[Record extracts]
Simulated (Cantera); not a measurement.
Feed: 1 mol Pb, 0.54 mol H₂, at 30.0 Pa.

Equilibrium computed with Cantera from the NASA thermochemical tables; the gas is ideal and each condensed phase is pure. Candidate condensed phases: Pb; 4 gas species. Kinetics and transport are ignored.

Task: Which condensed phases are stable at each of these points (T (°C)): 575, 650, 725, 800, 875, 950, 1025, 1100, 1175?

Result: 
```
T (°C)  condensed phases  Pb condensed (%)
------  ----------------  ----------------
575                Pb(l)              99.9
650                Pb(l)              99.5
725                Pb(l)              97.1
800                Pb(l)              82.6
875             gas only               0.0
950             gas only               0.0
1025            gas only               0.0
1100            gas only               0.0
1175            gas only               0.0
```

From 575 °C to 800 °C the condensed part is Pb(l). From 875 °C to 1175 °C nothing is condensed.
[/Record extracts]

**Task item**
Write out exactly, please, the lines beginning at the start of the material and ending with the line that holds "Feed: 1 mol Pb, 0.54 mol H₂, at 30.0 Pa.", both included.

**Task solution**
Simulated (Cantera); not a measurement.
Feed: 1 mol Pb, 0.54 mol H₂, at 30.0 Pa.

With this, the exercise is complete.